_Assigned task_
Nothing outside the stretch is wanted. Repeat exactly the lines of the listing below from the one that contains "Core potentials replace" through the one that contains "from the curves?", both ends included.

_Supplied material_
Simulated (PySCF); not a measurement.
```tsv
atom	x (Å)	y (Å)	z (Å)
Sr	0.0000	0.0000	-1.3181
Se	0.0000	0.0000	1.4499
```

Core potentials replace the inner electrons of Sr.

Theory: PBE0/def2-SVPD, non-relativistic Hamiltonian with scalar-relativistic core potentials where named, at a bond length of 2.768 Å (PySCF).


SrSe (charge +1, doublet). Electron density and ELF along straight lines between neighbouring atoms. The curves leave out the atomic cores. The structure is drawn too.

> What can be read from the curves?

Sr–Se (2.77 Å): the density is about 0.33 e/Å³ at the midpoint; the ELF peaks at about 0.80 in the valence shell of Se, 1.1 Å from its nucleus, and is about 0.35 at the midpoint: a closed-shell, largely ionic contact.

_Task answer_
Core potentials replace the inner electrons of Sr.

Theory: PBE0/def2-SVPD, non-relativistic Hamiltonian with scalar-relativistic core potentials where named, at a bond length of 2.768 Å (PySCF).


SrSe (charge +1, doublet). Electron density and ELF along straight lines between neighbouring atoms. The curves leave out the atomic cores. The structure is drawn too.

> What can be read from the curves?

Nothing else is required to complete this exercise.